**Data supplied:**
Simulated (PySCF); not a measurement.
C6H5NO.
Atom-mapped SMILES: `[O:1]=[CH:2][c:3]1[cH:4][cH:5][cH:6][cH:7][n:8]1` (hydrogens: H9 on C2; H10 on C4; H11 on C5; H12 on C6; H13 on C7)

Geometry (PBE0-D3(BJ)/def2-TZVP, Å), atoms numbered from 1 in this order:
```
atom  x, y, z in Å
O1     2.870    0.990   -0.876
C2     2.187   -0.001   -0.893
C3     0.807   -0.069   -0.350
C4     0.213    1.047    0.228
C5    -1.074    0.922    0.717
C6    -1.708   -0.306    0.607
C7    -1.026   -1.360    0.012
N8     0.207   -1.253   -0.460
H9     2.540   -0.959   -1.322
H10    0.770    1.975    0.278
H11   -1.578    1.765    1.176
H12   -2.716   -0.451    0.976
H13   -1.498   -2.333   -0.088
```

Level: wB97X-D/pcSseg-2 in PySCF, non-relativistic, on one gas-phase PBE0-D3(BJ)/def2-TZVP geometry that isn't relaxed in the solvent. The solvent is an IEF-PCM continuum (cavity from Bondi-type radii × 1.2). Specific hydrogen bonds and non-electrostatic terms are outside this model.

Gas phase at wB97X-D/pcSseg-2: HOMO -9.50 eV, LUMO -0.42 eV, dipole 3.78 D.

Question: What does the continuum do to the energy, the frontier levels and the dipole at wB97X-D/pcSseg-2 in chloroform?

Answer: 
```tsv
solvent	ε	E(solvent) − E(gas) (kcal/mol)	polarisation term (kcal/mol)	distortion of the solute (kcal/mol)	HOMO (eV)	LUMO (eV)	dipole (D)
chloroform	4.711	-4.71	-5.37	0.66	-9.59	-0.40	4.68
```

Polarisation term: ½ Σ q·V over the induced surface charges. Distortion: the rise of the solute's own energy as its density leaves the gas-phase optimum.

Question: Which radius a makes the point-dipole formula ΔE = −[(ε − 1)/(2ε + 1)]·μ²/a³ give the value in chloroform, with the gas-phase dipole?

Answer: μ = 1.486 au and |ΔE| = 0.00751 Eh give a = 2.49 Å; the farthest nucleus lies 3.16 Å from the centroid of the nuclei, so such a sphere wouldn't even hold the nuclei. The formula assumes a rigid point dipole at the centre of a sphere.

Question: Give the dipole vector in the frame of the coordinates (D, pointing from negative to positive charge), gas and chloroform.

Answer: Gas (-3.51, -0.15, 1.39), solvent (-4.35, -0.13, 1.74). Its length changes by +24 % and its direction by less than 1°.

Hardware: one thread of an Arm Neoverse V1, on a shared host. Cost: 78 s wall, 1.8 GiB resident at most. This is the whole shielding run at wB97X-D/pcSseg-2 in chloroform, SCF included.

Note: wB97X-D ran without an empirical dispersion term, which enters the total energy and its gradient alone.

**Work request:**
Repeat exactly the lines of the listing above, from the one with "Answer: μ = 1.486" down to the one with "Hardware: one thread"; both of those lines belong in the range.

**Exercise result:**
Answer: μ = 1.486 au and |ΔE| = 0.00751 Eh give a = 2.49 Å; the farthest nucleus lies 3.16 Å from the centroid of the nuclei, so such a sphere wouldn't even hold the nuclei. The formula assumes a rigid point dipole at the centre of a sphere.

Question: Give the dipole vector in the frame of the coordinates (D, pointing from negative to positive charge), gas and chloroform.

Answer: Gas (-3.51, -0.15, 1.39), solvent (-4.35, -0.13, 1.74). Its length changes by +24 % and its direction by less than 1°.

Hardware: one thread of an Arm Neoverse V1, on a shared host. Cost: 78 s wall, 1.8 GiB resident at most. This is the whole shielding run at wB97X-D/pcSseg-2 in chloroform, SCF included.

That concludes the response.